---------- Exercise data ----------

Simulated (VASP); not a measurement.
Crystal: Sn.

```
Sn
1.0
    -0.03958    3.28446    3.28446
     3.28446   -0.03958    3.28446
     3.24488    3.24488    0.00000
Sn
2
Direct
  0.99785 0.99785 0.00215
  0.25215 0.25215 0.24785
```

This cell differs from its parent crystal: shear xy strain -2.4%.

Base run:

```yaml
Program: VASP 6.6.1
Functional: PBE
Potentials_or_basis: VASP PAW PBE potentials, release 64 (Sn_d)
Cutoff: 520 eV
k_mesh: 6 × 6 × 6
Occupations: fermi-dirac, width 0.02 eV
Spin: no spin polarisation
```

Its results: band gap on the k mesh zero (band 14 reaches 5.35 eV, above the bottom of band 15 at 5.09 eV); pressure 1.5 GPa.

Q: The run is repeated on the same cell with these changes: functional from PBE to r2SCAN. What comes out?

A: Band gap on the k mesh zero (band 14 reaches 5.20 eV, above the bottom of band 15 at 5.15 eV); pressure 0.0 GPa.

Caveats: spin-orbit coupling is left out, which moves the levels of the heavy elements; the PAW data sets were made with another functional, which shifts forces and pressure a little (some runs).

----------

Required action ▸
From the records above, print exactly the lines that run from the line with "Its results: band" to the line with "A: Band gap", inclusive.

Expected answer ▸
Its results: band gap on the k mesh zero (band 14 reaches 5.35 eV, above the bottom of band 15 at 5.09 eV); pressure 1.5 GPa.

Q: The run is repeated on the same cell with these changes: functional from PBE to r2SCAN. What comes out?

A: Band gap on the k mesh zero (band 14 reaches 5.20 eV, above the bottom of band 15 at 5.15 eV); pressure 0.0 GPa.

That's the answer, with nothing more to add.